/---

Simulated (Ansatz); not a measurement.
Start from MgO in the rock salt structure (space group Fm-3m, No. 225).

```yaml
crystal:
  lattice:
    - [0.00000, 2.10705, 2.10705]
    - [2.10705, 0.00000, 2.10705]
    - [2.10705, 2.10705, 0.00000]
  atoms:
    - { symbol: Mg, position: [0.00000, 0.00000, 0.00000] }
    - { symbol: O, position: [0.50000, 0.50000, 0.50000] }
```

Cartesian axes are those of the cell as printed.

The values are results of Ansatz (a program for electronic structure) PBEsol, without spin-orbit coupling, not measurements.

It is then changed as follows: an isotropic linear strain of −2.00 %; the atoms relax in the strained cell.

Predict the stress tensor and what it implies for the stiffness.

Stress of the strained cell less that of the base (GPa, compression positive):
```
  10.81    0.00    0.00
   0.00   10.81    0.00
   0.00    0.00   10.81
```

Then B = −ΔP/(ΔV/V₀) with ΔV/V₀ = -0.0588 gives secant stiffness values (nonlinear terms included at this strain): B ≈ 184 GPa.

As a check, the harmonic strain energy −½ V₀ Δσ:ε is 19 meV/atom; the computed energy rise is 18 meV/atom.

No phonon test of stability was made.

\---

> [Work order]: Whatever appears in the listing above, write it down again exactly.

> [Exercise output]:
Simulated (Ansatz); not a measurement.
Start from MgO in the rock salt structure (space group Fm-3m, No. 225).

```yaml
crystal:
  lattice:
    - [0.00000, 2.10705, 2.10705]
    - [2.10705, 0.00000, 2.10705]
    - [2.10705, 2.10705, 0.00000]
  atoms:
    - { symbol: Mg, position: [0.00000, 0.00000, 0.00000] }
    - { symbol: O, position: [0.50000, 0.50000, 0.50000] }
```

Cartesian axes are those of the cell as printed.

The values are results of Ansatz (a program for electronic structure) PBEsol, without spin-orbit coupling, not measurements.

It is then changed as follows: an isotropic linear strain of −2.00 %; the atoms relax in the strained cell.

Predict the stress tensor and what it implies for the stiffness.

Stress of the strained cell less that of the base (GPa, compression positive):
```
  10.81    0.00    0.00
   0.00   10.81    0.00
   0.00    0.00   10.81
```

Then B = −ΔP/(ΔV/V₀) with ΔV/V₀ = -0.0588 gives secant stiffness values (nonlinear terms included at this strain): B ≈ 184 GPa.

As a check, the harmonic strain energy −½ V₀ Δσ:ε is 19 meV/atom; the computed energy rise is 18 meV/atom.

No phonon test of stability was made.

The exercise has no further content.